- _Exercise_: Output each line of the data word for word, from the first through the line that holds "0.32 | 0.0433 |", and leave off whatever follows.

───── Excerpted data
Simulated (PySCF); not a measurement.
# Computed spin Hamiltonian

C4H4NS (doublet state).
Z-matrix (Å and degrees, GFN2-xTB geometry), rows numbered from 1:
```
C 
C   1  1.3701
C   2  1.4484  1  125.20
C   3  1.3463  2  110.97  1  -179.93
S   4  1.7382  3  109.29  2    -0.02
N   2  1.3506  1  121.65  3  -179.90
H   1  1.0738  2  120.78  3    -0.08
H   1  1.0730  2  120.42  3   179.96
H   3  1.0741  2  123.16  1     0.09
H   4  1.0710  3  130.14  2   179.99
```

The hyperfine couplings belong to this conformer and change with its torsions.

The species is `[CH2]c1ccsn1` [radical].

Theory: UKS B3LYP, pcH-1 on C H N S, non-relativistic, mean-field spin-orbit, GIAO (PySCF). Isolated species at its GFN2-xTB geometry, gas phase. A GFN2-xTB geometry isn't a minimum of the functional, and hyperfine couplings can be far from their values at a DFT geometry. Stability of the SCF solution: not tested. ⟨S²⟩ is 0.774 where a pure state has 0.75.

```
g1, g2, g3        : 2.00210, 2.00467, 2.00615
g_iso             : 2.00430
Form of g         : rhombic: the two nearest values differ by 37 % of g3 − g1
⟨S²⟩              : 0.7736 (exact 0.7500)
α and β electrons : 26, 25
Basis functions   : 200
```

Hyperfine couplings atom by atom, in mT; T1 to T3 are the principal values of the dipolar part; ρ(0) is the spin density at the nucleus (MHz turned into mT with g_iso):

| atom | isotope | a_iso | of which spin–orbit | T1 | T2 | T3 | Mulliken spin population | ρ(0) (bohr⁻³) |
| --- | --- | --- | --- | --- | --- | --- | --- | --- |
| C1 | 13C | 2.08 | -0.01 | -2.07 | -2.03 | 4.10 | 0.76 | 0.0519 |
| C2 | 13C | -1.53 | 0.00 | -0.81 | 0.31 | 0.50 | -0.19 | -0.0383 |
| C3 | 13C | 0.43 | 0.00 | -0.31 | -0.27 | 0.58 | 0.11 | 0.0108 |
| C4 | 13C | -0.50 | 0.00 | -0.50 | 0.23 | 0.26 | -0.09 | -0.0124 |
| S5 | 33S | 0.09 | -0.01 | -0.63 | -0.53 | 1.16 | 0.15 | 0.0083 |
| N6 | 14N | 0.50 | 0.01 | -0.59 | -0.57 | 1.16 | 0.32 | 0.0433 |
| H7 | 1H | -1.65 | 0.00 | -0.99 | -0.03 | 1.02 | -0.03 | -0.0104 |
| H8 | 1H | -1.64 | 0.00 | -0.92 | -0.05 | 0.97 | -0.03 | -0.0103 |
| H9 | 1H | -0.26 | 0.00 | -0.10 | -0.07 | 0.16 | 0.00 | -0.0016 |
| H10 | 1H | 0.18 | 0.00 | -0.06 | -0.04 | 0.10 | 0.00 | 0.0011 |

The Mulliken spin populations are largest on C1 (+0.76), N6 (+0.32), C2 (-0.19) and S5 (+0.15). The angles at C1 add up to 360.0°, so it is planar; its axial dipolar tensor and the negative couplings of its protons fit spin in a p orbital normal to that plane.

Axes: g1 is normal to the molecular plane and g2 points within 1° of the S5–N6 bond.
──────────

- _Result_:
Simulated (PySCF); not a measurement.
# Computed spin Hamiltonian

C4H4NS (doublet state).
Z-matrix (Å and degrees, GFN2-xTB geometry), rows numbered from 1:
```
C 
C   1  1.3701
C   2  1.4484  1  125.20
C   3  1.3463  2  110.97  1  -179.93
S   4  1.7382  3  109.29  2    -0.02
N   2  1.3506  1  121.65  3  -179.90
H   1  1.0738  2  120.78  3    -0.08
H   1  1.0730  2  120.42  3   179.96
H   3  1.0741  2  123.16  1     0.09
H   4  1.0710  3  130.14  2   179.99
```

The hyperfine couplings belong to this conformer and change with its torsions.

The species is `[CH2]c1ccsn1` [radical].

Theory: UKS B3LYP, pcH-1 on C H N S, non-relativistic, mean-field spin-orbit, GIAO (PySCF). Isolated species at its GFN2-xTB geometry, gas phase. A GFN2-xTB geometry isn't a minimum of the functional, and hyperfine couplings can be far from their values at a DFT geometry. Stability of the SCF solution: not tested. ⟨S²⟩ is 0.774 where a pure state has 0.75.

```
g1, g2, g3        : 2.00210, 2.00467, 2.00615
g_iso             : 2.00430
Form of g         : rhombic: the two nearest values differ by 37 % of g3 − g1
⟨S²⟩              : 0.7736 (exact 0.7500)
α and β electrons : 26, 25
Basis functions   : 200
```

Hyperfine couplings atom by atom, in mT; T1 to T3 are the principal values of the dipolar part; ρ(0) is the spin density at the nucleus (MHz turned into mT with g_iso):

| atom | isotope | a_iso | of which spin–orbit | T1 | T2 | T3 | Mulliken spin population | ρ(0) (bohr⁻³) |
| --- | --- | --- | --- | --- | --- | --- | --- | --- |
| C1 | 13C | 2.08 | -0.01 | -2.07 | -2.03 | 4.10 | 0.76 | 0.0519 |
| C2 | 13C | -1.53 | 0.00 | -0.81 | 0.31 | 0.50 | -0.19 | -0.0383 |
| C3 | 13C | 0.43 | 0.00 | -0.31 | -0.27 | 0.58 | 0.11 | 0.0108 |
| C4 | 13C | -0.50 | 0.00 | -0.50 | 0.23 | 0.26 | -0.09 | -0.0124 |
| S5 | 33S | 0.09 | -0.01 | -0.63 | -0.53 | 1.16 | 0.15 | 0.0083 |
| N6 | 14N | 0.50 | 0.01 | -0.59 | -0.57 | 1.16 | 0.32 | 0.0433 |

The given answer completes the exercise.